EXERCISE >> Only the stretch of the listing below that runs from the line with "What shape follows" through the line with "The crystal is" is to be printed, exactly and with both ends.

SOURCE INFORMATION >>

__________

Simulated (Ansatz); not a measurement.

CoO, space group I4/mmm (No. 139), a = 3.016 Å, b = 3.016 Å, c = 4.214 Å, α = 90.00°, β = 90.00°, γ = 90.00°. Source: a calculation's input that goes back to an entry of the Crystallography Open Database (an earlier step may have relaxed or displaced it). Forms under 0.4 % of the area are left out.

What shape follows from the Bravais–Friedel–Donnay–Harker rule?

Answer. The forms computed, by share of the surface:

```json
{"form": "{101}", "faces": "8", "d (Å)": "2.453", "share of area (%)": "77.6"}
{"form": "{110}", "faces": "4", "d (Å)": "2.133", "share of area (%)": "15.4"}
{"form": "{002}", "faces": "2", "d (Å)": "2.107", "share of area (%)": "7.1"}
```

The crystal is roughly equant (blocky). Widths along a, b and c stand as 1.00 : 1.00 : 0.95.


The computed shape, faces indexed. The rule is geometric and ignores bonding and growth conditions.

__________

EXERCISE RESPONSE >>
What shape follows from the Bravais–Friedel–Donnay–Harker rule?

Answer. The forms computed, by share of the surface:

```json
{"form": "{101}", "faces": "8", "d (Å)": "2.453", "share of area (%)": "77.6"}
{"form": "{110}", "faces": "4", "d (Å)": "2.133", "share of area (%)": "15.4"}
{"form": "{002}", "faces": "2", "d (Å)": "2.107", "share of area (%)": "7.1"}
```

The crystal is roughly equant (blocky). Widths along a, b and c stand as 1.00 : 1.00 : 0.95.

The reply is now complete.